◆ ACTIVITY
The lines from the first line of the entries through the line containing "Atoms are numbered in this order, from 1." are to be repeated exactly, with both of those lines included.

◆ DATASET EXTRACT
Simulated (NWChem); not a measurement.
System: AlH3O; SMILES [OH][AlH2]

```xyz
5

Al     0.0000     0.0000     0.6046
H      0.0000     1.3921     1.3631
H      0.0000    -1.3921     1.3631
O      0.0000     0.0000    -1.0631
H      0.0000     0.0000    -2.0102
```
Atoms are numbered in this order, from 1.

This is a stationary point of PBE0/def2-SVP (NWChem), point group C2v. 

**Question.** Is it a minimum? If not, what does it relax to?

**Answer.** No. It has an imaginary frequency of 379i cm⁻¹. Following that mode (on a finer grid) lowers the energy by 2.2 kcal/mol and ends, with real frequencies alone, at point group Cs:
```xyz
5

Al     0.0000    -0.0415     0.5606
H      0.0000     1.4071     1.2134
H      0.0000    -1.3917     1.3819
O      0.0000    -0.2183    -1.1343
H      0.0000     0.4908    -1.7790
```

◆ YOUR SOLUTION
Simulated (NWChem); not a measurement.
System: AlH3O; SMILES [OH][AlH2]

```xyz
5

Al     0.0000     0.0000     0.6046
H      0.0000     1.3921     1.3631
H      0.0000    -1.3921     1.3631
O      0.0000     0.0000    -1.0631
H      0.0000     0.0000    -2.0102
```
Atoms are numbered in this order, from 1.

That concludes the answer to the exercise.